Required action ▸
Write the listing below again, word for word.

== Data extract
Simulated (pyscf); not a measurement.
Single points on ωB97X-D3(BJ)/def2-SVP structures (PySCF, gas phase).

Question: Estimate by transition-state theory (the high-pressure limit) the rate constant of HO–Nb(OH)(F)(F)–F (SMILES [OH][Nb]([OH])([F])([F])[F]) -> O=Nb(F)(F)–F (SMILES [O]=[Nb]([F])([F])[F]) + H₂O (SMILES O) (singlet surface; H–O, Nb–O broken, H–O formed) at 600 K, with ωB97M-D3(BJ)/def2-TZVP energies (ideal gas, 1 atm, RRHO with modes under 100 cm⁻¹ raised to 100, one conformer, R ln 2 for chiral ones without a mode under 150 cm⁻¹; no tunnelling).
====

Response ▸
Simulated (pyscf); not a measurement.
Single points on ωB97X-D3(BJ)/def2-SVP structures (PySCF, gas phase).

Question: Estimate by transition-state theory (the high-pressure limit) the rate constant of HO–Nb(OH)(F)(F)–F (SMILES [OH][Nb]([OH])([F])([F])[F]) -> O=Nb(F)(F)–F (SMILES [O]=[Nb]([F])([F])[F]) + H₂O (SMILES O) (singlet surface; H–O, Nb–O broken, H–O formed) at 600 K, with ωB97M-D3(BJ)/def2-TZVP energies (ideal gas, 1 atm, RRHO with modes under 100 cm⁻¹ raised to 100, one conformer, R ln 2 for chiral ones without a mode under 150 cm⁻¹; no tunnelling).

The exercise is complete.